--------------------------------------------------
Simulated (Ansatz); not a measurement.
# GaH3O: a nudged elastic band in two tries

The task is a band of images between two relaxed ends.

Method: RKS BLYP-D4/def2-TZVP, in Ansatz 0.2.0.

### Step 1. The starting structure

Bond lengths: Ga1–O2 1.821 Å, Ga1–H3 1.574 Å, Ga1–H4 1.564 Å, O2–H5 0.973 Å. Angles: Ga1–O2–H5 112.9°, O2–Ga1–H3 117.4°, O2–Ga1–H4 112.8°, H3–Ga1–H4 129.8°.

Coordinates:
--------------------------------------------------

- **BRIEF**
Your answer should be the full listing, copied exactly.

- **REPLY**
Simulated (Ansatz); not a measurement.
# GaH3O: a nudged elastic band in two tries

The task is a band of images between two relaxed ends.

Method: RKS BLYP-D4/def2-TZVP, in Ansatz 0.2.0.

### Step 1. The starting structure

Bond lengths: Ga1–O2 1.821 Å, Ga1–H3 1.574 Å, Ga1–H4 1.564 Å, O2–H5 0.973 Å. Angles: Ga1–O2–H5 112.9°, O2–Ga1–H3 117.4°, O2–Ga1–H4 112.8°, H3–Ga1–H4 129.8°.

Coordinates:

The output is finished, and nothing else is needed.